··· Supplied information ···

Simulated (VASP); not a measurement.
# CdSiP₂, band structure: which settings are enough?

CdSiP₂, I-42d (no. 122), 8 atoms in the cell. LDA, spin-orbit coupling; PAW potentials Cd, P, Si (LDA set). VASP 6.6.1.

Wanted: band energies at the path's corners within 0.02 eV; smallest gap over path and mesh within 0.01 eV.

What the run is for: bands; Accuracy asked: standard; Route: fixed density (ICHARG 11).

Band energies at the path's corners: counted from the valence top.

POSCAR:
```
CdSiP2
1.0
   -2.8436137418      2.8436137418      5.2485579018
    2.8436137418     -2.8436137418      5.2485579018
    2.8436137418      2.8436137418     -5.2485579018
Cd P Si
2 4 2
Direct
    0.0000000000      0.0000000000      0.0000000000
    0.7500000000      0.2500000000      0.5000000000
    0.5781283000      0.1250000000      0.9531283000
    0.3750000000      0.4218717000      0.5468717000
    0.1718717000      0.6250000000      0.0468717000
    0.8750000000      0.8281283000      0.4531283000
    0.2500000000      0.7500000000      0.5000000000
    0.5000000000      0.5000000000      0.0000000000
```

···

Copy out every entry again, exactly as it was given.

Expected answer:
Simulated (VASP); not a measurement.
# CdSiP₂, band structure: which settings are enough?

CdSiP₂, I-42d (no. 122), 8 atoms in the cell. LDA, spin-orbit coupling; PAW potentials Cd, P, Si (LDA set). VASP 6.6.1.

Wanted: band energies at the path's corners within 0.02 eV; smallest gap over path and mesh within 0.01 eV.

What the run is for: bands; Accuracy asked: standard; Route: fixed density (ICHARG 11).

Band energies at the path's corners: counted from the valence top.

POSCAR:
```
CdSiP2
1.0
   -2.8436137418      2.8436137418      5.2485579018
    2.8436137418     -2.8436137418      5.2485579018
    2.8436137418      2.8436137418     -5.2485579018
Cd P Si
2 4 2
Direct
    0.0000000000      0.0000000000      0.0000000000
    0.7500000000      0.2500000000      0.5000000000
    0.5781283000      0.1250000000      0.9531283000
    0.3750000000      0.4218717000      0.5468717000
    0.1718717000      0.6250000000      0.0468717000
    0.8750000000      0.8281283000      0.4531283000
    0.2500000000      0.7500000000      0.5000000000
    0.5000000000      0.5000000000      0.0000000000
```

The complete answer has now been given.